Record set: Begin

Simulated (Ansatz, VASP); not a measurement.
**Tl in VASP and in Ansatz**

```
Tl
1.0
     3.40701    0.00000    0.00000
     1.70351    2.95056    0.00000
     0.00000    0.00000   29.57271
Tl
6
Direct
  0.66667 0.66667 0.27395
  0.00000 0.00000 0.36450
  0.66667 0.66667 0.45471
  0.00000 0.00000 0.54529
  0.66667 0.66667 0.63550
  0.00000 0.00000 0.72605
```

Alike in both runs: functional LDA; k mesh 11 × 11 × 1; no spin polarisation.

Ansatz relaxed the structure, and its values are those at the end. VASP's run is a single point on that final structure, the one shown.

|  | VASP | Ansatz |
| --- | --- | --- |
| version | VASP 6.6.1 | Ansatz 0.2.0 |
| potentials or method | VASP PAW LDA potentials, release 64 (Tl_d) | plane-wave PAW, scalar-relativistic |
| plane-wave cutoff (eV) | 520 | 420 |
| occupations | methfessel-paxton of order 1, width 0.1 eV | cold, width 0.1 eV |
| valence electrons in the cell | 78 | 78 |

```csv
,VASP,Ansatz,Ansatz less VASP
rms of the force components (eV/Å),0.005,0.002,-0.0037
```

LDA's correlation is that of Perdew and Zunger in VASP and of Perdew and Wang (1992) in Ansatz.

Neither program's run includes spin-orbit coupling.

Record set: End

▶ [Assignment]:
The material above should be given again in full, exactly.

▶ [Exercise answer]:
Simulated (Ansatz, VASP); not a measurement.
**Tl in VASP and in Ansatz**

```
Tl
1.0
     3.40701    0.00000    0.00000
     1.70351    2.95056    0.00000
     0.00000    0.00000   29.57271
Tl
6
Direct
  0.66667 0.66667 0.27395
  0.00000 0.00000 0.36450
  0.66667 0.66667 0.45471
  0.00000 0.00000 0.54529
  0.66667 0.66667 0.63550
  0.00000 0.00000 0.72605
```

Alike in both runs: functional LDA; k mesh 11 × 11 × 1; no spin polarisation.

Ansatz relaxed the structure, and its values are those at the end. VASP's run is a single point on that final structure, the one shown.

|  | VASP | Ansatz |
| --- | --- | --- |
| version | VASP 6.6.1 | Ansatz 0.2.0 |
| potentials or method | VASP PAW LDA potentials, release 64 (Tl_d) | plane-wave PAW, scalar-relativistic |
| plane-wave cutoff (eV) | 520 | 420 |
| occupations | methfessel-paxton of order 1, width 0.1 eV | cold, width 0.1 eV |
| valence electrons in the cell | 78 | 78 |

```csv
,VASP,Ansatz,Ansatz less VASP
rms of the force components (eV/Å),0.005,0.002,-0.0037
```

LDA's correlation is that of Perdew and Zunger in VASP and of Perdew and Wang (1992) in Ansatz.

Neither program's run includes spin-orbit coupling.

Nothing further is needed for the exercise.